[[ Extracted entries, beginning ]]

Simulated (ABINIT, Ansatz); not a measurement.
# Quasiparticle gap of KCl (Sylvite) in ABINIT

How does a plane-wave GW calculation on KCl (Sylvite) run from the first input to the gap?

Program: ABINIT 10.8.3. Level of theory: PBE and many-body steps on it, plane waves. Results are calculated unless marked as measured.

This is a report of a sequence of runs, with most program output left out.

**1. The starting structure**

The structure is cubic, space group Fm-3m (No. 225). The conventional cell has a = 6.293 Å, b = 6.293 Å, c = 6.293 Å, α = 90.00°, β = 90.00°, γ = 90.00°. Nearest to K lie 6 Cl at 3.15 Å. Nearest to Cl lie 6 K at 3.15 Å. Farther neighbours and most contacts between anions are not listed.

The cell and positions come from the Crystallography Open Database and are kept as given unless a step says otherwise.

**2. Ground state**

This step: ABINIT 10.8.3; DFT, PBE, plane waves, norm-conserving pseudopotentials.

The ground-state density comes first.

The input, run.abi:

[[ Extracted entries, end ]]

• Action item: Reproduce the data shown above exactly, including every line.

• Written reply:
Simulated (ABINIT, Ansatz); not a measurement.
# Quasiparticle gap of KCl (Sylvite) in ABINIT

How does a plane-wave GW calculation on KCl (Sylvite) run from the first input to the gap?

Program: ABINIT 10.8.3. Level of theory: PBE and many-body steps on it, plane waves. Results are calculated unless marked as measured.

This is a report of a sequence of runs, with most program output left out.

**1. The starting structure**

The structure is cubic, space group Fm-3m (No. 225). The conventional cell has a = 6.293 Å, b = 6.293 Å, c = 6.293 Å, α = 90.00°, β = 90.00°, γ = 90.00°. Nearest to K lie 6 Cl at 3.15 Å. Nearest to Cl lie 6 K at 3.15 Å. Farther neighbours and most contacts between anions are not listed.

The cell and positions come from the Crystallography Open Database and are kept as given unless a step says otherwise.

**2. Ground state**

This step: ABINIT 10.8.3; DFT, PBE, plane waves, norm-conserving pseudopotentials.

The ground-state density comes first.

The input, run.abi:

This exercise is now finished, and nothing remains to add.